Assigned task:
Extract the first line through the line containing "Steps of the" from the listing below, exactly as written.

______________________________

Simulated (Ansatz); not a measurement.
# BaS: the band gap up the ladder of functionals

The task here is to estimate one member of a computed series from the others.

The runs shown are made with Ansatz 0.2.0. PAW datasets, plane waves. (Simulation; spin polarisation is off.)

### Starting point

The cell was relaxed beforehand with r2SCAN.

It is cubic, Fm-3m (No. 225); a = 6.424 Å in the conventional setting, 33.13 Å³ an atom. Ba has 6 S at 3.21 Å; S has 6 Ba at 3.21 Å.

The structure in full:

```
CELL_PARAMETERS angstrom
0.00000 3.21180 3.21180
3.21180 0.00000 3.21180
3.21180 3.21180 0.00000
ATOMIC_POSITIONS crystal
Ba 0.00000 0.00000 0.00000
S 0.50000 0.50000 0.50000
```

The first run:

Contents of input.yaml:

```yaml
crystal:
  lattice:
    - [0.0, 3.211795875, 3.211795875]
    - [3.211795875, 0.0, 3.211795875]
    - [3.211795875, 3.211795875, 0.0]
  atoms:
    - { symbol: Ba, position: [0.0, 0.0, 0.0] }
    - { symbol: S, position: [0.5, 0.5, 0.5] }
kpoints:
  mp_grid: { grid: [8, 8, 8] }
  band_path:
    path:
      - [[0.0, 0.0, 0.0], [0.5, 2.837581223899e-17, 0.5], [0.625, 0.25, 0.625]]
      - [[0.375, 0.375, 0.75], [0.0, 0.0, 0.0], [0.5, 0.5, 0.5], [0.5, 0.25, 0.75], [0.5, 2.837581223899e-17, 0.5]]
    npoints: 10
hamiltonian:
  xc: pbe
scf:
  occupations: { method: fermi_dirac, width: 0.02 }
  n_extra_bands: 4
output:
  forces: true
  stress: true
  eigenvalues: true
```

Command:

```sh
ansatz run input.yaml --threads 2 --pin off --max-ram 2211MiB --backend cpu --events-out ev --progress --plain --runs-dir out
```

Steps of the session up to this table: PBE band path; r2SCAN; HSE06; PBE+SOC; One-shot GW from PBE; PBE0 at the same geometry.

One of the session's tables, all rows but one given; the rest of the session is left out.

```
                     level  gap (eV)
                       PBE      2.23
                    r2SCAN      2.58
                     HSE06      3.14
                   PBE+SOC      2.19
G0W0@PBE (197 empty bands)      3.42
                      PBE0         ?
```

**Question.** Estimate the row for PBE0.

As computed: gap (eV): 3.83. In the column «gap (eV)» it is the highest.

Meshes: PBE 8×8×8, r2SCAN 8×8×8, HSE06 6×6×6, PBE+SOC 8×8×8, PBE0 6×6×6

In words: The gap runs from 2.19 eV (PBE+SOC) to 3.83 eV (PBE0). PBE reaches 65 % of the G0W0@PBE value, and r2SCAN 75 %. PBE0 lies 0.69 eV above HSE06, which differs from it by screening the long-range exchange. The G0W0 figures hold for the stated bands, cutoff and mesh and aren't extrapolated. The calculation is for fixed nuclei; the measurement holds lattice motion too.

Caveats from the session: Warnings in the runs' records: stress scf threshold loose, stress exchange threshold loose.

______________________________

Exercise result:
Simulated (Ansatz); not a measurement.
# BaS: the band gap up the ladder of functionals

The task here is to estimate one member of a computed series from the others.

The runs shown are made with Ansatz 0.2.0. PAW datasets, plane waves. (Simulation; spin polarisation is off.)

### Starting point

The cell was relaxed beforehand with r2SCAN.

It is cubic, Fm-3m (No. 225); a = 6.424 Å in the conventional setting, 33.13 Å³ an atom. Ba has 6 S at 3.21 Å; S has 6 Ba at 3.21 Å.

The structure in full:

```
CELL_PARAMETERS angstrom
0.00000 3.21180 3.21180
3.21180 0.00000 3.21180
3.21180 3.21180 0.00000
ATOMIC_POSITIONS crystal
Ba 0.00000 0.00000 0.00000
S 0.50000 0.50000 0.50000
```

The first run:

Contents of input.yaml:

```yaml
crystal:
  lattice:
    - [0.0, 3.211795875, 3.211795875]
    - [3.211795875, 0.0, 3.211795875]
    - [3.211795875, 3.211795875, 0.0]
  atoms:
    - { symbol: Ba, position: [0.0, 0.0, 0.0] }
    - { symbol: S, position: [0.5, 0.5, 0.5] }
kpoints:
  mp_grid: { grid: [8, 8, 8] }
  band_path:
    path:
      - [[0.0, 0.0, 0.0], [0.5, 2.837581223899e-17, 0.5], [0.625, 0.25, 0.625]]
      - [[0.375, 0.375, 0.75], [0.0, 0.0, 0.0], [0.5, 0.5, 0.5], [0.5, 0.25, 0.75], [0.5, 2.837581223899e-17, 0.5]]
    npoints: 10
hamiltonian:
  xc: pbe
scf:
  occupations: { method: fermi_dirac, width: 0.02 }
  n_extra_bands: 4
output:
  forces: true
  stress: true
  eigenvalues: true
```

Command:

```sh
ansatz run input.yaml --threads 2 --pin off --max-ram 2211MiB --backend cpu --events-out ev --progress --plain --runs-dir out
```

Steps of the session up to this table: PBE band path; r2SCAN; HSE06; PBE+SOC; One-shot GW from PBE; PBE0 at the same geometry.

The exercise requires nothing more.